---------- Given entries ----------
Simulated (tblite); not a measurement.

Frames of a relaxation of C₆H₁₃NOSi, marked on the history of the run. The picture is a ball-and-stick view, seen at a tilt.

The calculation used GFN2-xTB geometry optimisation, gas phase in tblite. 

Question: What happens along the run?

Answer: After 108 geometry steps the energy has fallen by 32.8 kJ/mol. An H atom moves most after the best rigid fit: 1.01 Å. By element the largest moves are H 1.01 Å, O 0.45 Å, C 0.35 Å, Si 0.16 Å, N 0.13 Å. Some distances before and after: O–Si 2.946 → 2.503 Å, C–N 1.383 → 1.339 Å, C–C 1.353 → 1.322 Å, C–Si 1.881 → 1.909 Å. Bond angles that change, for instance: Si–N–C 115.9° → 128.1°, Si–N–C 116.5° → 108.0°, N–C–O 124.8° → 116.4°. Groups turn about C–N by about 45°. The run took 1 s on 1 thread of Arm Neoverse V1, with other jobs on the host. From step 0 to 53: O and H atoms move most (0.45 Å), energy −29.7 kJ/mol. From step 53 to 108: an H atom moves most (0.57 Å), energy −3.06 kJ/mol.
----------

• _Work task_: For the records above, restate every line word for word.

• _Exercise answer_:
Simulated (tblite); not a measurement.

Frames of a relaxation of C₆H₁₃NOSi, marked on the history of the run. The picture is a ball-and-stick view, seen at a tilt.

The calculation used GFN2-xTB geometry optimisation, gas phase in tblite. 

Question: What happens along the run?

Answer: After 108 geometry steps the energy has fallen by 32.8 kJ/mol. An H atom moves most after the best rigid fit: 1.01 Å. By element the largest moves are H 1.01 Å, O 0.45 Å, C 0.35 Å, Si 0.16 Å, N 0.13 Å. Some distances before and after: O–Si 2.946 → 2.503 Å, C–N 1.383 → 1.339 Å, C–C 1.353 → 1.322 Å, C–Si 1.881 → 1.909 Å. Bond angles that change, for instance: Si–N–C 115.9° → 128.1°, Si–N–C 116.5° → 108.0°, N–C–O 124.8° → 116.4°. Groups turn about C–N by about 45°. The run took 1 s on 1 thread of Arm Neoverse V1, with other jobs on the host. From step 0 to 53: O and H atoms move most (0.45 Å), energy −29.7 kJ/mol. From step 53 to 108: an H atom moves most (0.57 Å), energy −3.06 kJ/mol.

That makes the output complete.